Working from the entries that follow, retype each one without any alteration.

[Start of section]
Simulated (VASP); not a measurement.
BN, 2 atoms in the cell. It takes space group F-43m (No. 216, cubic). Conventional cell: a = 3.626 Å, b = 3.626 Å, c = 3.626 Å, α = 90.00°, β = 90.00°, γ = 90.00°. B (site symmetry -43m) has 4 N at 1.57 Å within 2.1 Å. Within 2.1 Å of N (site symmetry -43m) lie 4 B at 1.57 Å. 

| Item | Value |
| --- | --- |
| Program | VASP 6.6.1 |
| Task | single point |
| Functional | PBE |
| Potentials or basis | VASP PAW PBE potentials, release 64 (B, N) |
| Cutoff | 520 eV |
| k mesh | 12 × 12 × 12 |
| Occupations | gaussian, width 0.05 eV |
[End of section]

- _Response_:
Simulated (VASP); not a measurement.
BN, 2 atoms in the cell. It takes space group F-43m (No. 216, cubic). Conventional cell: a = 3.626 Å, b = 3.626 Å, c = 3.626 Å, α = 90.00°, β = 90.00°, γ = 90.00°. B (site symmetry -43m) has 4 N at 1.57 Å within 2.1 Å. Within 2.1 Å of N (site symmetry -43m) lie 4 B at 1.57 Å. 

| Item | Value |
| --- | --- |
| Program | VASP 6.6.1 |
| Task | single point |
| Functional | PBE |
| Potentials or basis | VASP PAW PBE potentials, release 64 (B, N) |
| Cutoff | 520 eV |
| k mesh | 12 × 12 × 12 |
| Occupations | gaussian, width 0.05 eV |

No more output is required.